-- Recorded data follows --
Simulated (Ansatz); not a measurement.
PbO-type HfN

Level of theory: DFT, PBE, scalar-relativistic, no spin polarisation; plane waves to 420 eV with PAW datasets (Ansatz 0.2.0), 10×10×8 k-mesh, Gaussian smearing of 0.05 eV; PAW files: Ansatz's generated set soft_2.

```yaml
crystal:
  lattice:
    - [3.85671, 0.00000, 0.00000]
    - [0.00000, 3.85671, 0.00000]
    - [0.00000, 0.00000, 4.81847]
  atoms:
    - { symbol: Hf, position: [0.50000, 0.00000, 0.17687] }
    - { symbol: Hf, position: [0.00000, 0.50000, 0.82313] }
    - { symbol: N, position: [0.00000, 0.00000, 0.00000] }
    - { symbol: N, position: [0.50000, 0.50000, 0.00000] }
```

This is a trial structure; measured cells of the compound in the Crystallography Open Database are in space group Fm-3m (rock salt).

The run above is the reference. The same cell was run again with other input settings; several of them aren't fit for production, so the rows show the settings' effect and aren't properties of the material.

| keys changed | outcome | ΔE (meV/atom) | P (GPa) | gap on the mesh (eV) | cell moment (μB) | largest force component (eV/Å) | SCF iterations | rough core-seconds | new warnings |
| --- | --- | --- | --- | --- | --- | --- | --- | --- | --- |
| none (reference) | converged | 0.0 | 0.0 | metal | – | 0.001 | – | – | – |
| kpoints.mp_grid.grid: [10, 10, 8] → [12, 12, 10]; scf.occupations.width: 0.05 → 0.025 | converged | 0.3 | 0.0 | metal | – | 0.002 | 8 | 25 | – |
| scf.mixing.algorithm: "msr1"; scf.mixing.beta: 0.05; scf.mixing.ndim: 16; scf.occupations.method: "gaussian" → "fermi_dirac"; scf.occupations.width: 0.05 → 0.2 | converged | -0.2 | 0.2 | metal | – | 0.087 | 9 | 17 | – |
-- Recorded data concluded --

• **Required action**: Only one stretch of the records above is wanted: the lines between the one holding "This is a trial" and the one holding "The run above", inclusive, reproduced exactly.

• **Exercise solution**:
This is a trial structure; measured cells of the compound in the Crystallography Open Database are in space group Fm-3m (rock salt).

The run above is the reference. The same cell was run again with other input settings; several of them aren't fit for production, so the rows show the settings' effect and aren't properties of the material.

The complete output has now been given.